# SOURCE DATA
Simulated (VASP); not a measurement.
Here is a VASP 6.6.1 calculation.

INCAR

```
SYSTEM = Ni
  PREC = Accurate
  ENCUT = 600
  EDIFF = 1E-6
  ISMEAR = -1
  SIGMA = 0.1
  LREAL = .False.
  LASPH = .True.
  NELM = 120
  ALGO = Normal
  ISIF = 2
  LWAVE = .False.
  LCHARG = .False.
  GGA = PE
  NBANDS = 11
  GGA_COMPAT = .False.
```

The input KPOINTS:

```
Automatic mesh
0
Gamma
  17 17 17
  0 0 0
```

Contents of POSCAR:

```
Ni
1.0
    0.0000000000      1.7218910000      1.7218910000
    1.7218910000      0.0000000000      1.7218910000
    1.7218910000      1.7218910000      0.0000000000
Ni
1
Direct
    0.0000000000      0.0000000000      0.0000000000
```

# ASSIGNED TASK
Would you please write out all the entries exactly?

# TASK RESULT
Simulated (VASP); not a measurement.
Here is a VASP 6.6.1 calculation.

INCAR

```
SYSTEM = Ni
  PREC = Accurate
  ENCUT = 600
  EDIFF = 1E-6
  ISMEAR = -1
  SIGMA = 0.1
  LREAL = .False.
  LASPH = .True.
  NELM = 120
  ALGO = Normal
  ISIF = 2
  LWAVE = .False.
  LCHARG = .False.
  GGA = PE
  NBANDS = 11
  GGA_COMPAT = .False.
```

The input KPOINTS:

```
Automatic mesh
0
Gamma
  17 17 17
  0 0 0
```

Contents of POSCAR:

```
Ni
1.0
    0.0000000000      1.7218910000      1.7218910000
    1.7218910000      0.0000000000      1.7218910000
    1.7218910000      1.7218910000      0.0000000000
Ni
1
Direct
    0.0000000000      0.0000000000      0.0000000000
```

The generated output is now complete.